--------------------------------

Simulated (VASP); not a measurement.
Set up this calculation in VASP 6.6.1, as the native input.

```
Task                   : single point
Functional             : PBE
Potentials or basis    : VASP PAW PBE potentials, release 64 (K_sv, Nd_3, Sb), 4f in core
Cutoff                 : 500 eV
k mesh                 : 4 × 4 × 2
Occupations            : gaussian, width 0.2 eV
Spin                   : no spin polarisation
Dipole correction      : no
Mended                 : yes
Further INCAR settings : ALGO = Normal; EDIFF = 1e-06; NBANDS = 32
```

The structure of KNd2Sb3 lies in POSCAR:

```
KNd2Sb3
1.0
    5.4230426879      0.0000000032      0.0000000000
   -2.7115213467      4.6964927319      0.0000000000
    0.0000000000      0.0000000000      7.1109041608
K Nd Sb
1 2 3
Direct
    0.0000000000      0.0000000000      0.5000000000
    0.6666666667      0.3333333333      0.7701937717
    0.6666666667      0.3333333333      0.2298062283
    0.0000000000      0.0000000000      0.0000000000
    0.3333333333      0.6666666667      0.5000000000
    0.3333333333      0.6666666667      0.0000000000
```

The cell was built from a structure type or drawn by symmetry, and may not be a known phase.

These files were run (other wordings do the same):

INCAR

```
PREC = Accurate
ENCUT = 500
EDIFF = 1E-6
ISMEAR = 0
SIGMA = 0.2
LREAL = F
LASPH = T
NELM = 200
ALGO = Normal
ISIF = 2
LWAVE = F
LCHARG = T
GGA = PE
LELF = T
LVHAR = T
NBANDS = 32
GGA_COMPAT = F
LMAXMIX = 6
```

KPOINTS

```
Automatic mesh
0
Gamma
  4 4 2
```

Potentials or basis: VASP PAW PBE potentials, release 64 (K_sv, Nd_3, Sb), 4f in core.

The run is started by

--------------------------------

→ REQUIREMENT: Transcribe, word for word, the data above from its first line through the line with "Potentials or basis: VASP", and include nothing else.

→ ANSWER BOX:
Simulated (VASP); not a measurement.
Set up this calculation in VASP 6.6.1, as the native input.

```
Task                   : single point
Functional             : PBE
Potentials or basis    : VASP PAW PBE potentials, release 64 (K_sv, Nd_3, Sb), 4f in core
Cutoff                 : 500 eV
k mesh                 : 4 × 4 × 2
Occupations            : gaussian, width 0.2 eV
Spin                   : no spin polarisation
Dipole correction      : no
Mended                 : yes
Further INCAR settings : ALGO = Normal; EDIFF = 1e-06; NBANDS = 32
```

The structure of KNd2Sb3 lies in POSCAR:

```
KNd2Sb3
1.0
    5.4230426879      0.0000000032      0.0000000000
   -2.7115213467      4.6964927319      0.0000000000
    0.0000000000      0.0000000000      7.1109041608
K Nd Sb
1 2 3
Direct
    0.0000000000      0.0000000000      0.5000000000
    0.6666666667      0.3333333333      0.7701937717
    0.6666666667      0.3333333333      0.2298062283
    0.0000000000      0.0000000000      0.0000000000
    0.3333333333      0.6666666667      0.5000000000
    0.3333333333      0.6666666667      0.0000000000
```

The cell was built from a structure type or drawn by symmetry, and may not be a known phase.

These files were run (other wordings do the same):

INCAR

```
PREC = Accurate
ENCUT = 500
EDIFF = 1E-6
ISMEAR = 0
SIGMA = 0.2
LREAL = F
LASPH = T
NELM = 200
ALGO = Normal
ISIF = 2
LWAVE = F
LCHARG = T
GGA = PE
LELF = T
LVHAR = T
NBANDS = 32
GGA_COMPAT = F
LMAXMIX = 6
```

KPOINTS

```
Automatic mesh
0
Gamma
  4 4 2
```

Potentials or basis: VASP PAW PBE potentials, release 64 (K_sv, Nd_3, Sb), 4f in core.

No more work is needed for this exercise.